## WORK TASK
A complete and exact copy of the data below is required.

## EXCERPTED DATA
::::
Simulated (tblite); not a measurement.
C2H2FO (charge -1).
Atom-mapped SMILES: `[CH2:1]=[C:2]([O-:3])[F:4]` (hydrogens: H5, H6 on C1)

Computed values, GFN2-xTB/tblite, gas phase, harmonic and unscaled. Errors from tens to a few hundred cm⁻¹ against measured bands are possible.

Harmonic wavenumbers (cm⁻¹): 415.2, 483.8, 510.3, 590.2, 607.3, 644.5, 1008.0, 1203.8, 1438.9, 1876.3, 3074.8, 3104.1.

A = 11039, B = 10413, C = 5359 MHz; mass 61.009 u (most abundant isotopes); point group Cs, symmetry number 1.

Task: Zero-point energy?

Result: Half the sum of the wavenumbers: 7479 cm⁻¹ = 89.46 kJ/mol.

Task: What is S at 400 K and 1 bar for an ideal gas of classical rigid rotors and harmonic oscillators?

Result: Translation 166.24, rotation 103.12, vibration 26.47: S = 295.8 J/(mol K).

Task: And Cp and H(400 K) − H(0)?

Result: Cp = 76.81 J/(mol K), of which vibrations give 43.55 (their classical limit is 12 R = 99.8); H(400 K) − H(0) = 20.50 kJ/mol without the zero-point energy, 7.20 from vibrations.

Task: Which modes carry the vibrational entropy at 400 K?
::::

## EXERCISE ANSWER
Simulated (tblite); not a measurement.
C2H2FO (charge -1).
Atom-mapped SMILES: `[CH2:1]=[C:2]([O-:3])[F:4]` (hydrogens: H5, H6 on C1)

Computed values, GFN2-xTB/tblite, gas phase, harmonic and unscaled. Errors from tens to a few hundred cm⁻¹ against measured bands are possible.

Harmonic wavenumbers (cm⁻¹): 415.2, 483.8, 510.3, 590.2, 607.3, 644.5, 1008.0, 1203.8, 1438.9, 1876.3, 3074.8, 3104.1.

A = 11039, B = 10413, C = 5359 MHz; mass 61.009 u (most abundant isotopes); point group Cs, symmetry number 1.

Task: Zero-point energy?

Result: Half the sum of the wavenumbers: 7479 cm⁻¹ = 89.46 kJ/mol.

Task: What is S at 400 K and 1 bar for an ideal gas of classical rigid rotors and harmonic oscillators?

Result: Translation 166.24, rotation 103.12, vibration 26.47: S = 295.8 J/(mol K).

Task: And Cp and H(400 K) − H(0)?

Result: Cp = 76.81 J/(mol K), of which vibrations give 43.55 (their classical limit is 12 R = 99.8); H(400 K) − H(0) = 20.50 kJ/mol without the zero-point energy, 7.20 from vibrations.

Task: Which modes carry the vibrational entropy at 400 K?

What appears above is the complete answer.